Work request ▸ Set down exactly the lines below, starting at the one that contains "force (eV/Å) |" and ending at the one that contains "-0.0189 | 0.0001 |", with both of those lines included and nothing else.

Content starts

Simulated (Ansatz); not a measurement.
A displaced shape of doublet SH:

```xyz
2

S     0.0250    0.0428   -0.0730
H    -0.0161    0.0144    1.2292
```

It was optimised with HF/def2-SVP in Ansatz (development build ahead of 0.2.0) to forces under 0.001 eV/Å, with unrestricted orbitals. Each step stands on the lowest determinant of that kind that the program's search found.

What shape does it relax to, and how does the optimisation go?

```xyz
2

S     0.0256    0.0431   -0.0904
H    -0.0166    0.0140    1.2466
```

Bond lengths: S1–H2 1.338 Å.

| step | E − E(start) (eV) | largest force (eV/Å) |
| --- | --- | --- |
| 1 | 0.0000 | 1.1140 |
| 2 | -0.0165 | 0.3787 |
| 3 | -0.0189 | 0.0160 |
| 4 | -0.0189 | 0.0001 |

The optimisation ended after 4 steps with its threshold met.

Content ends

Written response ▸
| step | E − E(start) (eV) | largest force (eV/Å) |
| --- | --- | --- |
| 1 | 0.0000 | 1.1140 |
| 2 | -0.0165 | 0.3787 |
| 3 | -0.0189 | 0.0160 |
| 4 | -0.0189 | 0.0001 |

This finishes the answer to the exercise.